### Activity:
Every record, down to the last line, must be given again exactly.

### Data listing:
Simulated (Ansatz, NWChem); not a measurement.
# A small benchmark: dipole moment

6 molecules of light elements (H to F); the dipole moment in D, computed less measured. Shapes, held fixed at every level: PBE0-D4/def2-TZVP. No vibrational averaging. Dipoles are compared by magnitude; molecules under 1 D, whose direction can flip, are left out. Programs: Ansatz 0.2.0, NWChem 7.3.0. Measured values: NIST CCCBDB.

### Exercise response:
Simulated (Ansatz, NWChem); not a measurement.
# A small benchmark: dipole moment

6 molecules of light elements (H to F); the dipole moment in D, computed less measured. Shapes, held fixed at every level: PBE0-D4/def2-TZVP. No vibrational averaging. Dipoles are compared by magnitude; molecules under 1 D, whose direction can flip, are left out. Programs: Ansatz 0.2.0, NWChem 7.3.0. Measured values: NIST CCCBDB.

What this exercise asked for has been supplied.